%%

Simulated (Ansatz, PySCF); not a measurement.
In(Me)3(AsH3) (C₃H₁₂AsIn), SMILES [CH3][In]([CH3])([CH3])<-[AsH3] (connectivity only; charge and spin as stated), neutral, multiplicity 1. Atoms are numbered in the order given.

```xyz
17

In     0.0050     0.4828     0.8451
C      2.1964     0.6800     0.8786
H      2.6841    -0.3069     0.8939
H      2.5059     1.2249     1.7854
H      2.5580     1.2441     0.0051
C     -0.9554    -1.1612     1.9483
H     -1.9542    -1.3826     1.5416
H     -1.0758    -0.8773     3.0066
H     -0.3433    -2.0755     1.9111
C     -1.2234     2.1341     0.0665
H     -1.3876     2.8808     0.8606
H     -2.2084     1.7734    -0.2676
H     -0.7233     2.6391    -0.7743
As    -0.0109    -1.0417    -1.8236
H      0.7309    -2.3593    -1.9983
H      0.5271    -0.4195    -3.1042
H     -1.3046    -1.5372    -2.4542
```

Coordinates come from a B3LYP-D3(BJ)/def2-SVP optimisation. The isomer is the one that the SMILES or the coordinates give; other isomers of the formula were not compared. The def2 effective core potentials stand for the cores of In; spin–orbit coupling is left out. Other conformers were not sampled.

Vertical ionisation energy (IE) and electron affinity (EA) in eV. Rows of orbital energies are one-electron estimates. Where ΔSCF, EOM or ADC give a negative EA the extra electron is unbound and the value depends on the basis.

%%

Reproduce the material above precisely, omitting nothing.

Simulated (Ansatz, PySCF); not a measurement.
In(Me)3(AsH3) (C₃H₁₂AsIn), SMILES [CH3][In]([CH3])([CH3])<-[AsH3] (connectivity only; charge and spin as stated), neutral, multiplicity 1. Atoms are numbered in the order given.

```xyz
17

In     0.0050     0.4828     0.8451
C      2.1964     0.6800     0.8786
H      2.6841    -0.3069     0.8939
H      2.5059     1.2249     1.7854
H      2.5580     1.2441     0.0051
C     -0.9554    -1.1612     1.9483
H     -1.9542    -1.3826     1.5416
H     -1.0758    -0.8773     3.0066
H     -0.3433    -2.0755     1.9111
C     -1.2234     2.1341     0.0665
H     -1.3876     2.8808     0.8606
H     -2.2084     1.7734    -0.2676
H     -0.7233     2.6391    -0.7743
As    -0.0109    -1.0417    -1.8236
H      0.7309    -2.3593    -1.9983
H      0.5271    -0.4195    -3.1042
H     -1.3046    -1.5372    -2.4542
```

Coordinates come from a B3LYP-D3(BJ)/def2-SVP optimisation. The isomer is the one that the SMILES or the coordinates give; other isomers of the formula were not compared. The def2 effective core potentials stand for the cores of In; spin–orbit coupling is left out. Other conformers were not sampled.

Vertical ionisation energy (IE) and electron affinity (EA) in eV. Rows of orbital energies are one-electron estimates. Where ΔSCF, EOM or ADC give a negative EA the extra electron is unbound and the value depends on the basis.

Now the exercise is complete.